### Data for review ###

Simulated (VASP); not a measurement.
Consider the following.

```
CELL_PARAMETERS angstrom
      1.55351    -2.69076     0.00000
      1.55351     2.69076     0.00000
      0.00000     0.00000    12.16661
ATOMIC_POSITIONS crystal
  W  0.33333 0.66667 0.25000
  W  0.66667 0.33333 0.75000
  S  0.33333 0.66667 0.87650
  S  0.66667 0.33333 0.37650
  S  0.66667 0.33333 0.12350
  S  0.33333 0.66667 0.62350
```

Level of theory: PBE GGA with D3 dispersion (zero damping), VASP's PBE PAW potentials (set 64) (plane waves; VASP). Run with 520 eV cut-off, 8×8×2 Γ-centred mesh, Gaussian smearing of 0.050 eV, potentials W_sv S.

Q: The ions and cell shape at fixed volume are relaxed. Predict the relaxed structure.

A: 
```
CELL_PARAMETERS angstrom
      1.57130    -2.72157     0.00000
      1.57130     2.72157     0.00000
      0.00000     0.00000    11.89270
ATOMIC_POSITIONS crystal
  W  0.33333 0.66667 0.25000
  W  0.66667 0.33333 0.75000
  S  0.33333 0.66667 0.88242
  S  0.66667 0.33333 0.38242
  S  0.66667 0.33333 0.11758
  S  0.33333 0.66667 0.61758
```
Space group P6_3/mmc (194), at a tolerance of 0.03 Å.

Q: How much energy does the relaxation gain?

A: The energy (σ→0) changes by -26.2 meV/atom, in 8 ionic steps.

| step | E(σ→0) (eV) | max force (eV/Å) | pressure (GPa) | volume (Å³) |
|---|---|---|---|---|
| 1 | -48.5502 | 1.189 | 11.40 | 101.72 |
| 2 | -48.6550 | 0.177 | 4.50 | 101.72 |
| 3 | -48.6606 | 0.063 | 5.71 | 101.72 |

###

__Activity__.
What you need to do is retype all the entries exactly as written.

__Exercise solution__.
Simulated (VASP); not a measurement.
Consider the following.

```
CELL_PARAMETERS angstrom
      1.55351    -2.69076     0.00000
      1.55351     2.69076     0.00000
      0.00000     0.00000    12.16661
ATOMIC_POSITIONS crystal
  W  0.33333 0.66667 0.25000
  W  0.66667 0.33333 0.75000
  S  0.33333 0.66667 0.87650
  S  0.66667 0.33333 0.37650
  S  0.66667 0.33333 0.12350
  S  0.33333 0.66667 0.62350
```

Level of theory: PBE GGA with D3 dispersion (zero damping), VASP's PBE PAW potentials (set 64) (plane waves; VASP). Run with 520 eV cut-off, 8×8×2 Γ-centred mesh, Gaussian smearing of 0.050 eV, potentials W_sv S.

Q: The ions and cell shape at fixed volume are relaxed. Predict the relaxed structure.

A: 
```
CELL_PARAMETERS angstrom
      1.57130    -2.72157     0.00000
      1.57130     2.72157     0.00000
      0.00000     0.00000    11.89270
ATOMIC_POSITIONS crystal
  W  0.33333 0.66667 0.25000
  W  0.66667 0.33333 0.75000
  S  0.33333 0.66667 0.88242
  S  0.66667 0.33333 0.38242
  S  0.66667 0.33333 0.11758
  S  0.33333 0.66667 0.61758
```
Space group P6_3/mmc (194), at a tolerance of 0.03 Å.

Q: How much energy does the relaxation gain?

A: The energy (σ→0) changes by -26.2 meV/atom, in 8 ionic steps.

| step | E(σ→0) (eV) | max force (eV/Å) | pressure (GPa) | volume (Å³) |
|---|---|---|---|---|
| 1 | -48.5502 | 1.189 | 11.40 | 101.72 |
| 2 | -48.6550 | 0.177 | 4.50 | 101.72 |
| 3 | -48.6606 | 0.063 | 5.71 | 101.72 |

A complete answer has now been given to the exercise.